▶ **Work order**: Exactly the lines from the beginning of the material to the line with "These are r2SCAN" are to be repeated, both ends included.

▶ **Extracted material**:
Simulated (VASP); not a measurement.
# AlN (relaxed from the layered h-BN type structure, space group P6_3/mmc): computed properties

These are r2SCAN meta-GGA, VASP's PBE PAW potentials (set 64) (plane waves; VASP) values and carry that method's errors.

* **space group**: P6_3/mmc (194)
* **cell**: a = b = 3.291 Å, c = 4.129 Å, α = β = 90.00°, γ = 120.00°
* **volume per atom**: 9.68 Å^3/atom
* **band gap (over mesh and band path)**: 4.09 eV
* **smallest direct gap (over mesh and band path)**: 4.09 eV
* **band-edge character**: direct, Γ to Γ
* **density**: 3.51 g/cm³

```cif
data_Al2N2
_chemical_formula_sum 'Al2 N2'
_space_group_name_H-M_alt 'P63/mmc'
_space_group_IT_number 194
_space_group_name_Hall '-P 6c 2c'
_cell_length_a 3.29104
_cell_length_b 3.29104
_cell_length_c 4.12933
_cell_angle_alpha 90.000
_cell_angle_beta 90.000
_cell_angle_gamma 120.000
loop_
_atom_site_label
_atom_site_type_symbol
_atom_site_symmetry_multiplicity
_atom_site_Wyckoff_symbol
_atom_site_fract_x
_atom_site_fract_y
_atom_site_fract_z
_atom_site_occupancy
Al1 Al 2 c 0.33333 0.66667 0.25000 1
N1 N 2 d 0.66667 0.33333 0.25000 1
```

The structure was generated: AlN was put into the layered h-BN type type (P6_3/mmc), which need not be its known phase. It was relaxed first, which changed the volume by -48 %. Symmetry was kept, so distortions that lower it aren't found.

▶ **Response area**:
Simulated (VASP); not a measurement.
# AlN (relaxed from the layered h-BN type structure, space group P6_3/mmc): computed properties

These are r2SCAN meta-GGA, VASP's PBE PAW potentials (set 64) (plane waves; VASP) values and carry that method's errors.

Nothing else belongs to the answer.